=== Assigned task ===
Reproduce the entries below exactly, but only from the line containing "These are equilibrium" to the line containing "0.0548 | 0.00421 |", inclusive.

=== Entries provided ===
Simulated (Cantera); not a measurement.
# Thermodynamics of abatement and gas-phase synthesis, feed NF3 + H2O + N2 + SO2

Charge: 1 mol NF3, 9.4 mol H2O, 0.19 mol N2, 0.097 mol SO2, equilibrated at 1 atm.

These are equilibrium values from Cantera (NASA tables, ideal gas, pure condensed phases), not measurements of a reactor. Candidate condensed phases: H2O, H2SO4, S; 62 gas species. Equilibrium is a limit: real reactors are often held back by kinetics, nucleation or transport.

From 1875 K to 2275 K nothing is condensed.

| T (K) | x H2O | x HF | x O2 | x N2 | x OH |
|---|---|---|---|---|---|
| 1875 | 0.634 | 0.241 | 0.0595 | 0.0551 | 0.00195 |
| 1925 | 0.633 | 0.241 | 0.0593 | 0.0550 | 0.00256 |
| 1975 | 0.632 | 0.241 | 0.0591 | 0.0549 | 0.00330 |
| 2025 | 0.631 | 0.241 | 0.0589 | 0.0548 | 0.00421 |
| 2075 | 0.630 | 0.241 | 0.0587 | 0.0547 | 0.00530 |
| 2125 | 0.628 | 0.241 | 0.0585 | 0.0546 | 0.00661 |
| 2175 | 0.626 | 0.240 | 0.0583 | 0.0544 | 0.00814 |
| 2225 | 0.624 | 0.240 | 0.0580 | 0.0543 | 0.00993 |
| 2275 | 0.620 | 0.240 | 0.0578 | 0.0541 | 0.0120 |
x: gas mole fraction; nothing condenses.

=== Response ===
These are equilibrium values from Cantera (NASA tables, ideal gas, pure condensed phases), not measurements of a reactor. Candidate condensed phases: H2O, H2SO4, S; 62 gas species. Equilibrium is a limit: real reactors are often held back by kinetics, nucleation or transport.

From 1875 K to 2275 K nothing is condensed.

| T (K) | x H2O | x HF | x O2 | x N2 | x OH |
|---|---|---|---|---|---|
| 1875 | 0.634 | 0.241 | 0.0595 | 0.0551 | 0.00195 |
| 1925 | 0.633 | 0.241 | 0.0593 | 0.0550 | 0.00256 |
| 1975 | 0.632 | 0.241 | 0.0591 | 0.0549 | 0.00330 |
| 2025 | 0.631 | 0.241 | 0.0589 | 0.0548 | 0.00421 |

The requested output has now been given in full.